- _REQUIRED ACTION_: Give back an exact copy of the lines below, from the first through the line with "Several settings on"; please stop there.

# # #

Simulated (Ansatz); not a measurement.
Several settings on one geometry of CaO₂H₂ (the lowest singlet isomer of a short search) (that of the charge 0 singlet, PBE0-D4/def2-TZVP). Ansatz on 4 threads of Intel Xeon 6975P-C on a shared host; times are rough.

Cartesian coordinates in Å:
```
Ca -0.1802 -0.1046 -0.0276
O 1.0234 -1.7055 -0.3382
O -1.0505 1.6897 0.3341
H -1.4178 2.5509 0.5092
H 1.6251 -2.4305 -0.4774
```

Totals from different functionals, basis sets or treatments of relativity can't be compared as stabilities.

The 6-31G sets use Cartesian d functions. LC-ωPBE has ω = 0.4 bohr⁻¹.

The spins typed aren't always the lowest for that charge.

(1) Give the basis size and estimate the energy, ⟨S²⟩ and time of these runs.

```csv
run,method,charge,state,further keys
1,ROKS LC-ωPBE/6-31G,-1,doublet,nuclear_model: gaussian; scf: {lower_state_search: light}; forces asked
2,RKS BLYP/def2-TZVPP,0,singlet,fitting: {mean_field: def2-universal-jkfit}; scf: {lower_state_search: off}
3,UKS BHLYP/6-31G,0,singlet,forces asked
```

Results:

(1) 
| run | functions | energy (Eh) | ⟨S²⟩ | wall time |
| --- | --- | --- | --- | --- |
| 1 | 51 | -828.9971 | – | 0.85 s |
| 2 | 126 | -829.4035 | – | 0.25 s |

# # #

- _RESPONSE AREA_:
Simulated (Ansatz); not a measurement.
Several settings on one geometry of CaO₂H₂ (the lowest singlet isomer of a short search) (that of the charge 0 singlet, PBE0-D4/def2-TZVP). Ansatz on 4 threads of Intel Xeon 6975P-C on a shared host; times are rough.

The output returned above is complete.